* [Provided information]
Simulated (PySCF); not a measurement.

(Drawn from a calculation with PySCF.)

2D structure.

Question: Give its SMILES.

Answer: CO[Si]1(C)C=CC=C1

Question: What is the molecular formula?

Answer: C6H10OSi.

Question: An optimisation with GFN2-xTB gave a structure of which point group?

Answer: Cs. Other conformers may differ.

* [Assigned task] Exactly as it appears above, retype the material in full.

* [Task answer]
Simulated (PySCF); not a measurement.

(Drawn from a calculation with PySCF.)

2D structure.

Question: Give its SMILES.

Answer: CO[Si]1(C)C=CC=C1

Question: What is the molecular formula?

Answer: C6H10OSi.

Question: An optimisation with GFN2-xTB gave a structure of which point group?

Answer: Cs. Other conformers may differ.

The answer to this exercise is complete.